Requirement:
Reproduce the records below exactly as they appear.

%%

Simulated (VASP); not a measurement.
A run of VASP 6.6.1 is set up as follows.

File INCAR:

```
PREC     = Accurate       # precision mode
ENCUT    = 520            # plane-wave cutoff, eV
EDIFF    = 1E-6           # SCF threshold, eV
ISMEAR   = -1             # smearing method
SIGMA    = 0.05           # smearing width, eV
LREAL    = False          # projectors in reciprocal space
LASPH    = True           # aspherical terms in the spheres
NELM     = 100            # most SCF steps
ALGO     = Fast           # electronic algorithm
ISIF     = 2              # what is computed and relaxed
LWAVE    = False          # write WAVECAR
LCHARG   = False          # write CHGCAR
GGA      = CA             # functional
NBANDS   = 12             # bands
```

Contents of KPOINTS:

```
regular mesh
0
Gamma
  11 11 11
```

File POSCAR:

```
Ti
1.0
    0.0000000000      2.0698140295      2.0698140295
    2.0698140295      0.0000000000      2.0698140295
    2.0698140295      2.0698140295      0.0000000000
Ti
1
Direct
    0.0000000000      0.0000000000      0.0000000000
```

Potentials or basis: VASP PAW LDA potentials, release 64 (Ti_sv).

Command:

%%

Your response:
Simulated (VASP); not a measurement.
A run of VASP 6.6.1 is set up as follows.

File INCAR:

```
PREC     = Accurate       # precision mode
ENCUT    = 520            # plane-wave cutoff, eV
EDIFF    = 1E-6           # SCF threshold, eV
ISMEAR   = -1             # smearing method
SIGMA    = 0.05           # smearing width, eV
LREAL    = False          # projectors in reciprocal space
LASPH    = True           # aspherical terms in the spheres
NELM     = 100            # most SCF steps
ALGO     = Fast           # electronic algorithm
ISIF     = 2              # what is computed and relaxed
LWAVE    = False          # write WAVECAR
LCHARG   = False          # write CHGCAR
GGA      = CA             # functional
NBANDS   = 12             # bands
```

Contents of KPOINTS:

```
regular mesh
0
Gamma
  11 11 11
```

File POSCAR:

```
Ti
1.0
    0.0000000000      2.0698140295      2.0698140295
    2.0698140295      0.0000000000      2.0698140295
    2.0698140295      2.0698140295      0.0000000000
Ti
1
Direct
    0.0000000000      0.0000000000      0.0000000000
```

Potentials or basis: VASP PAW LDA potentials, release 64 (Ti_sv).

Command:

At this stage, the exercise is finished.